---- MATERIAL PROVIDED

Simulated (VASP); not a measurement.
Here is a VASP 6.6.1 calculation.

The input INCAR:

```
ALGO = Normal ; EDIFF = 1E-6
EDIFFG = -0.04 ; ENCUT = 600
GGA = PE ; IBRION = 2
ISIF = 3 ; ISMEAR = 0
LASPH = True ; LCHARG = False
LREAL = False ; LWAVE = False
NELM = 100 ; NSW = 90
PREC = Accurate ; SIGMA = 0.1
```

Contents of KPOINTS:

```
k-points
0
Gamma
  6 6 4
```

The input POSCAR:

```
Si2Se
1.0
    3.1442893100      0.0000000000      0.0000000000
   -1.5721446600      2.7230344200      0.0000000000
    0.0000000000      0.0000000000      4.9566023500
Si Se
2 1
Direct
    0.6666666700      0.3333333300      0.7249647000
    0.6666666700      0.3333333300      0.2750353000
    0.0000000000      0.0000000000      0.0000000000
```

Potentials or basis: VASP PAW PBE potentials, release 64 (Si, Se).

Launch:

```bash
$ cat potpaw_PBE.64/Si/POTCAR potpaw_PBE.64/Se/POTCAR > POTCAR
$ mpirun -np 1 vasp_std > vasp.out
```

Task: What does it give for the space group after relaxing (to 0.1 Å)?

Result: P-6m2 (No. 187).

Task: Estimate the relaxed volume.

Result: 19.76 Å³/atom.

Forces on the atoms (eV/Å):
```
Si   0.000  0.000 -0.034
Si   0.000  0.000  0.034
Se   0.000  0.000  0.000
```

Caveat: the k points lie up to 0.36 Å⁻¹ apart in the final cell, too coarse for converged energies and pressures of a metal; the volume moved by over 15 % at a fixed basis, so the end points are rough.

--------

ACTION ITEM: Return, exactly, the lines from the first line of the records above to the line containing "Task: Estimate the relaxed volume.", both included.

WRITTEN RESPONSE:
Simulated (VASP); not a measurement.
Here is a VASP 6.6.1 calculation.

The input INCAR:

```
ALGO = Normal ; EDIFF = 1E-6
EDIFFG = -0.04 ; ENCUT = 600
GGA = PE ; IBRION = 2
ISIF = 3 ; ISMEAR = 0
LASPH = True ; LCHARG = False
LREAL = False ; LWAVE = False
NELM = 100 ; NSW = 90
PREC = Accurate ; SIGMA = 0.1
```

Contents of KPOINTS:

```
k-points
0
Gamma
  6 6 4
```

The input POSCAR:

```
Si2Se
1.0
    3.1442893100      0.0000000000      0.0000000000
   -1.5721446600      2.7230344200      0.0000000000
    0.0000000000      0.0000000000      4.9566023500
Si Se
2 1
Direct
    0.6666666700      0.3333333300      0.7249647000
    0.6666666700      0.3333333300      0.2750353000
    0.0000000000      0.0000000000      0.0000000000
```

Potentials or basis: VASP PAW PBE potentials, release 64 (Si, Se).

Launch:

```bash
$ cat potpaw_PBE.64/Si/POTCAR potpaw_PBE.64/Se/POTCAR > POTCAR
$ mpirun -np 1 vasp_std > vasp.out
```

Task: What does it give for the space group after relaxing (to 0.1 Å)?

Result: P-6m2 (No. 187).

Task: Estimate the relaxed volume.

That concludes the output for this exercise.